INFORMATION Start Marker

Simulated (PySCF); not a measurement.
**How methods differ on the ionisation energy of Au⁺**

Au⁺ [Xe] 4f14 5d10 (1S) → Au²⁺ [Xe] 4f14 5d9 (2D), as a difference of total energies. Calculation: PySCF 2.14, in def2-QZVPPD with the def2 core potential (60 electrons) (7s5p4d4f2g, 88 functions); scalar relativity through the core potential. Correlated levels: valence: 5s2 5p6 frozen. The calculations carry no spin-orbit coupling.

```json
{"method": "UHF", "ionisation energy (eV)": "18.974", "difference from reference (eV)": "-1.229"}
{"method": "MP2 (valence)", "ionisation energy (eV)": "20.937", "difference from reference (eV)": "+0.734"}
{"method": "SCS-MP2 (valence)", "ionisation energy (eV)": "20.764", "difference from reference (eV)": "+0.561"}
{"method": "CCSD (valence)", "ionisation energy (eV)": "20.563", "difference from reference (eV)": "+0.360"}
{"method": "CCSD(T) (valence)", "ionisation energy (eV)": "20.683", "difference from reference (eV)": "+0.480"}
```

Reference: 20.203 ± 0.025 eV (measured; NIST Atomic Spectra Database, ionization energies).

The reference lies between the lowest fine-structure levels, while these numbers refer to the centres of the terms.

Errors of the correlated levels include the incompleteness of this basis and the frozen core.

INFORMATION End Marker

* **WORK INSTRUCTION**
From the start of the data to the line that holds "energy of Au⁺**", retype each line exactly, with both ends included.

* **ANSWER SPACE**
Simulated (PySCF); not a measurement.
**How methods differ on the ionisation energy of Au⁺**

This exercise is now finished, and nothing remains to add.